The entries should be given again in full. Alter nothing.

Top of Extracted information

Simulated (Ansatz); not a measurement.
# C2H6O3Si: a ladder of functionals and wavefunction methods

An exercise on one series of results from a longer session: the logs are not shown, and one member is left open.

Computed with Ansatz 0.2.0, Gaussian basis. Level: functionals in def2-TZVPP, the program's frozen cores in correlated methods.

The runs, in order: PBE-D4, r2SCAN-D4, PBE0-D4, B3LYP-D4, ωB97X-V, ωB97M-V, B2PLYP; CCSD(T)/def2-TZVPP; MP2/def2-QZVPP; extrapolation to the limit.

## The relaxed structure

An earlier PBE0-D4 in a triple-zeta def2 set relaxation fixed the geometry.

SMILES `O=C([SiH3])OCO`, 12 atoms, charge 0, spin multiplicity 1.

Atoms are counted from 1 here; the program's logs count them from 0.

Bottom of Extracted information

## Answer box
Simulated (Ansatz); not a measurement.
# C2H6O3Si: a ladder of functionals and wavefunction methods

An exercise on one series of results from a longer session: the logs are not shown, and one member is left open.

Computed with Ansatz 0.2.0, Gaussian basis. Level: functionals in def2-TZVPP, the program's frozen cores in correlated methods.

The runs, in order: PBE-D4, r2SCAN-D4, PBE0-D4, B3LYP-D4, ωB97X-V, ωB97M-V, B2PLYP; CCSD(T)/def2-TZVPP; MP2/def2-QZVPP; extrapolation to the limit.

## The relaxed structure

An earlier PBE0-D4 in a triple-zeta def2 set relaxation fixed the geometry.

SMILES `O=C([SiH3])OCO`, 12 atoms, charge 0, spin multiplicity 1.

Atoms are counted from 1 here; the program's logs count them from 0.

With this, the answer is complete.